Exercise →
Please transcribe the data exactly, with nothing left out.

Records provided →
▼
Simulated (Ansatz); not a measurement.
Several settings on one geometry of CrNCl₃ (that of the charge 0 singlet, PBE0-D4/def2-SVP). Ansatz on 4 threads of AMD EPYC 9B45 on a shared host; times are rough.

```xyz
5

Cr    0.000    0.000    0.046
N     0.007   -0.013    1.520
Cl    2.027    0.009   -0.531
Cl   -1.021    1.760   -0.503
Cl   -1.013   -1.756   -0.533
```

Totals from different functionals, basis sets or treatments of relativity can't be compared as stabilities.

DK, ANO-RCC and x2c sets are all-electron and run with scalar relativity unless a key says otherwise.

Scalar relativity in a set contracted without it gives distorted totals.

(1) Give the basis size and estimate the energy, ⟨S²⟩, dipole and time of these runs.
▲

Written reply →
Simulated (Ansatz); not a measurement.
Several settings on one geometry of CrNCl₃ (that of the charge 0 singlet, PBE0-D4/def2-SVP). Ansatz on 4 threads of AMD EPYC 9B45 on a shared host; times are rough.

```xyz
5

Cr    0.000    0.000    0.046
N     0.007   -0.013    1.520
Cl    2.027    0.009   -0.531
Cl   -1.021    1.760   -0.503
Cl   -1.013   -1.756   -0.533
```

Totals from different functionals, basis sets or treatments of relativity can't be compared as stabilities.

DK, ANO-RCC and x2c sets are all-electron and run with scalar relativity unless a key says otherwise.

Scalar relativity in a set contracted without it gives distorted totals.

(1) Give the basis size and estimate the energy, ⟨S²⟩, dipole and time of these runs.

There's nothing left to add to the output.